**Activity:** Please reproduce each line of the data below exactly as shown.

**Input data:**
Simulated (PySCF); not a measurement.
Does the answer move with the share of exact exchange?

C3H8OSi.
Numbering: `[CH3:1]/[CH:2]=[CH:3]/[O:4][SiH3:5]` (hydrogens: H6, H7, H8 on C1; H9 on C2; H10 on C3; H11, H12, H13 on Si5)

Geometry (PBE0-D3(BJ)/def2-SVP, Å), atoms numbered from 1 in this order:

**Expected answer:**
Simulated (PySCF); not a measurement.
Does the answer move with the share of exact exchange?

C3H8OSi.
Numbering: `[CH3:1]/[CH:2]=[CH:3]/[O:4][SiH3:5]` (hydrogens: H6, H7, H8 on C1; H9 on C2; H10 on C3; H11, H12, H13 on Si5)

Geometry (PBE0-D3(BJ)/def2-SVP, Å), atoms numbered from 1 in this order:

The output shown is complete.